## PROVIDED INFORMATION
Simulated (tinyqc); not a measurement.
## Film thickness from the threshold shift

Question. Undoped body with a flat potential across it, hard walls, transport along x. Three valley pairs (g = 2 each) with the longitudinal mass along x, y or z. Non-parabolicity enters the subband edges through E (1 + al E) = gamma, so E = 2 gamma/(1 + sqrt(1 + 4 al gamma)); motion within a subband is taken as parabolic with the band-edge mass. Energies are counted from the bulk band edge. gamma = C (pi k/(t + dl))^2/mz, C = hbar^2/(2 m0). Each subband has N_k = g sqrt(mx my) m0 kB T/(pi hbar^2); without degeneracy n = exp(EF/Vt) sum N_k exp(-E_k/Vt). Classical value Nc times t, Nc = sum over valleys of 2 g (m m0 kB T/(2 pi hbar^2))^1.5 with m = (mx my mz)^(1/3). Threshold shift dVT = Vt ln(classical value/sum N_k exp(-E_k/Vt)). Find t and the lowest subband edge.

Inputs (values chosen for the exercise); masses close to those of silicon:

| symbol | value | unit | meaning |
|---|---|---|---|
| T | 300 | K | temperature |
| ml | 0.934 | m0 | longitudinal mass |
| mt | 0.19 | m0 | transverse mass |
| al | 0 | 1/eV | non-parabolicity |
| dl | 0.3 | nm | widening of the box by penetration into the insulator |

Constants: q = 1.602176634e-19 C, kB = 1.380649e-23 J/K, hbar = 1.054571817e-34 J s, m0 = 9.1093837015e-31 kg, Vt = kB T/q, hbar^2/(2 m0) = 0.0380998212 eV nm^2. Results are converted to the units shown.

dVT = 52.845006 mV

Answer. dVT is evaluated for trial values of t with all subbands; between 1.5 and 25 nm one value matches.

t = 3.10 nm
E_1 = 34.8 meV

## REQUIREMENT
Of all the entries above, output exactly the lines between the one holding "## Film thickness from the threshold shift" and the one holding "t = 3.10 nm", inclusive.

## ANSWER BOX
## Film thickness from the threshold shift

Question. Undoped body with a flat potential across it, hard walls, transport along x. Three valley pairs (g = 2 each) with the longitudinal mass along x, y or z. Non-parabolicity enters the subband edges through E (1 + al E) = gamma, so E = 2 gamma/(1 + sqrt(1 + 4 al gamma)); motion within a subband is taken as parabolic with the band-edge mass. Energies are counted from the bulk band edge. gamma = C (pi k/(t + dl))^2/mz, C = hbar^2/(2 m0). Each subband has N_k = g sqrt(mx my) m0 kB T/(pi hbar^2); without degeneracy n = exp(EF/Vt) sum N_k exp(-E_k/Vt). Classical value Nc times t, Nc = sum over valleys of 2 g (m m0 kB T/(2 pi hbar^2))^1.5 with m = (mx my mz)^(1/3). Threshold shift dVT = Vt ln(classical value/sum N_k exp(-E_k/Vt)). Find t and the lowest subband edge.

Inputs (values chosen for the exercise); masses close to those of silicon:

| symbol | value | unit | meaning |
|---|---|---|---|
| T | 300 | K | temperature |
| ml | 0.934 | m0 | longitudinal mass |
| mt | 0.19 | m0 | transverse mass |
| al | 0 | 1/eV | non-parabolicity |
| dl | 0.3 | nm | widening of the box by penetration into the insulator |

Constants: q = 1.602176634e-19 C, kB = 1.380649e-23 J/K, hbar = 1.054571817e-34 J s, m0 = 9.1093837015e-31 kg, Vt = kB T/q, hbar^2/(2 m0) = 0.0380998212 eV nm^2. Results are converted to the units shown.

dVT = 52.845006 mV

Answer. dVT is evaluated for trial values of t with all subbands; between 1.5 and 25 nm one value matches.

t = 3.10 nm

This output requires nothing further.